→ RECORDS SHOWN
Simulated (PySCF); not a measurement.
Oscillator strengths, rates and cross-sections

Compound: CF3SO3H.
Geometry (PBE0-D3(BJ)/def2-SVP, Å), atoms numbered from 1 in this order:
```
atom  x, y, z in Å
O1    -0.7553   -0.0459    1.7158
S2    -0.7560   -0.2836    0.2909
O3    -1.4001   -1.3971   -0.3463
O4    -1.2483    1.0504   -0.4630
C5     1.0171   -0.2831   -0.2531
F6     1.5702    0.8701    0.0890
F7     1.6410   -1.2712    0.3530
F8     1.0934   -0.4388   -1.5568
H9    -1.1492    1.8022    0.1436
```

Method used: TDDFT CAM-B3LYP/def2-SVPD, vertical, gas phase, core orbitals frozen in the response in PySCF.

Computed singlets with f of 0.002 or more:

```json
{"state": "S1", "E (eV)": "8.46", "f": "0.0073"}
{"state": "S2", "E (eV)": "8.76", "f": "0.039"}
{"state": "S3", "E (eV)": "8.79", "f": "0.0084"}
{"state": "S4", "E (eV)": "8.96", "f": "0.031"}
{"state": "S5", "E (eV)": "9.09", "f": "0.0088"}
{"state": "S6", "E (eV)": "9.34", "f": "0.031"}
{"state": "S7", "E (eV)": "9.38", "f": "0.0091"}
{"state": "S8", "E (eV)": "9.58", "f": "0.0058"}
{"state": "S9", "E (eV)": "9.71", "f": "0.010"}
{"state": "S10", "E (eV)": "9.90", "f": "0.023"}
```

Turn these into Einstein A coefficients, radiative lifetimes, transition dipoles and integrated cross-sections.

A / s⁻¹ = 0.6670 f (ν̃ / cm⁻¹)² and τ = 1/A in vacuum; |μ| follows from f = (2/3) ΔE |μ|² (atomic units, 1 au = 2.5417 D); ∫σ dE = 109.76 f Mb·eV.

→ REQUIREMENT
All lines in the listing above between the line with "Oscillator strengths, rates" and the line with "Turn these into", inclusive, should be set down exactly, and no line outside that range.

→ EXERCISE RESULT
Oscillator strengths, rates and cross-sections

Compound: CF3SO3H.
Geometry (PBE0-D3(BJ)/def2-SVP, Å), atoms numbered from 1 in this order:
```
atom  x, y, z in Å
O1    -0.7553   -0.0459    1.7158
S2    -0.7560   -0.2836    0.2909
O3    -1.4001   -1.3971   -0.3463
O4    -1.2483    1.0504   -0.4630
C5     1.0171   -0.2831   -0.2531
F6     1.5702    0.8701    0.0890
F7     1.6410   -1.2712    0.3530
F8     1.0934   -0.4388   -1.5568
H9    -1.1492    1.8022    0.1436
```

Method used: TDDFT CAM-B3LYP/def2-SVPD, vertical, gas phase, core orbitals frozen in the response in PySCF.

Computed singlets with f of 0.002 or more:

```json
{"state": "S1", "E (eV)": "8.46", "f": "0.0073"}
{"state": "S2", "E (eV)": "8.76", "f": "0.039"}
{"state": "S3", "E (eV)": "8.79", "f": "0.0084"}
{"state": "S4", "E (eV)": "8.96", "f": "0.031"}
{"state": "S5", "E (eV)": "9.09", "f": "0.0088"}
{"state": "S6", "E (eV)": "9.34", "f": "0.031"}
{"state": "S7", "E (eV)": "9.38", "f": "0.0091"}
{"state": "S8", "E (eV)": "9.58", "f": "0.0058"}
{"state": "S9", "E (eV)": "9.71", "f": "0.010"}
{"state": "S10", "E (eV)": "9.90", "f": "0.023"}
```

Turn these into Einstein A coefficients, radiative lifetimes, transition dipoles and integrated cross-sections.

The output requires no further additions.